▶ _Material shown_
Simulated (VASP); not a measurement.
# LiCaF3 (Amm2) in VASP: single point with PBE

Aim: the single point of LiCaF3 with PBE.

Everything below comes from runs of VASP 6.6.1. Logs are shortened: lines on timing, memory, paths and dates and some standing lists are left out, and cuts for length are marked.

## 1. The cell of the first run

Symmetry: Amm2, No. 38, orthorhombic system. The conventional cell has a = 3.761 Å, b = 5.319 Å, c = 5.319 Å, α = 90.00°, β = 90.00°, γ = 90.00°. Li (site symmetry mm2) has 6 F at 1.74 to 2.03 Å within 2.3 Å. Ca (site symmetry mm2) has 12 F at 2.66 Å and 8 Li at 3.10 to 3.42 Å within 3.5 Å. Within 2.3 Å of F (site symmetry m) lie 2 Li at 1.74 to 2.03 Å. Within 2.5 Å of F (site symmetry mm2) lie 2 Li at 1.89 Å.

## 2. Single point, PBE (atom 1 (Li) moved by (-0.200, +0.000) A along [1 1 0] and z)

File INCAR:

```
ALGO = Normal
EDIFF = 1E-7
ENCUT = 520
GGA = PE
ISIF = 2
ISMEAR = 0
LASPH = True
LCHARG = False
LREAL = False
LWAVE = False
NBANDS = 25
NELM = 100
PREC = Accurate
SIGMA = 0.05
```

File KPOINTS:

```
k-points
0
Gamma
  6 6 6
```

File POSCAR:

▶ _Work item_
Could you retype every line of the data exactly?

▶ _Task result_
Simulated (VASP); not a measurement.
# LiCaF3 (Amm2) in VASP: single point with PBE

Aim: the single point of LiCaF3 with PBE.

Everything below comes from runs of VASP 6.6.1. Logs are shortened: lines on timing, memory, paths and dates and some standing lists are left out, and cuts for length are marked.

## 1. The cell of the first run

Symmetry: Amm2, No. 38, orthorhombic system. The conventional cell has a = 3.761 Å, b = 5.319 Å, c = 5.319 Å, α = 90.00°, β = 90.00°, γ = 90.00°. Li (site symmetry mm2) has 6 F at 1.74 to 2.03 Å within 2.3 Å. Ca (site symmetry mm2) has 12 F at 2.66 Å and 8 Li at 3.10 to 3.42 Å within 3.5 Å. Within 2.3 Å of F (site symmetry m) lie 2 Li at 1.74 to 2.03 Å. Within 2.5 Å of F (site symmetry mm2) lie 2 Li at 1.89 Å.

## 2. Single point, PBE (atom 1 (Li) moved by (-0.200, +0.000) A along [1 1 0] and z)

File INCAR:

```
ALGO = Normal
EDIFF = 1E-7
ENCUT = 520
GGA = PE
ISIF = 2
ISMEAR = 0
LASPH = True
LCHARG = False
LREAL = False
LWAVE = False
NBANDS = 25
NELM = 100
PREC = Accurate
SIGMA = 0.05
```

File KPOINTS:

```
k-points
0
Gamma
  6 6 6
```

File POSCAR:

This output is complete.